═══

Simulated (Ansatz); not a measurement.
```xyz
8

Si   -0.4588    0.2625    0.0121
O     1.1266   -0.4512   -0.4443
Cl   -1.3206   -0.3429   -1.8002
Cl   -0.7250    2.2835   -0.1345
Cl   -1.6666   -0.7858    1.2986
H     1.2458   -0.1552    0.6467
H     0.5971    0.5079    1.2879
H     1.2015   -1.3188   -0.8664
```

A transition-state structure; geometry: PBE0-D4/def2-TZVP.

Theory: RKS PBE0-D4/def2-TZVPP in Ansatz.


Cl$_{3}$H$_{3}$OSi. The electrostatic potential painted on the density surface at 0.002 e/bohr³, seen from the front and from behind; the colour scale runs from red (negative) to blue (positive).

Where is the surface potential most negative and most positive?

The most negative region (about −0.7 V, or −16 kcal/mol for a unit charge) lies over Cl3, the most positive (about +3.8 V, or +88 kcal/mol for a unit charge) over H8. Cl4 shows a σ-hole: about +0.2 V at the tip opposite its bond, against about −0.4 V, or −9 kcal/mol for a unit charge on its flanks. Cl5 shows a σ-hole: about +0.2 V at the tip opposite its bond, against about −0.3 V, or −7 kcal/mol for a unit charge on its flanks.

═══

ASSIGNMENT — Nothing but the exact lines from the start of the material through the line holding "Where is the", both included, belongs in the answer.

REPLY —
Simulated (Ansatz); not a measurement.
```xyz
8

Si   -0.4588    0.2625    0.0121
O     1.1266   -0.4512   -0.4443
Cl   -1.3206   -0.3429   -1.8002
Cl   -0.7250    2.2835   -0.1345
Cl   -1.6666   -0.7858    1.2986
H     1.2458   -0.1552    0.6467
H     0.5971    0.5079    1.2879
H     1.2015   -1.3188   -0.8664
```

A transition-state structure; geometry: PBE0-D4/def2-TZVP.

Theory: RKS PBE0-D4/def2-TZVPP in Ansatz.


Cl$_{3}$H$_{3}$OSi. The electrostatic potential painted on the density surface at 0.002 e/bohr³, seen from the front and from behind; the colour scale runs from red (negative) to blue (positive).

Where is the surface potential most negative and most positive?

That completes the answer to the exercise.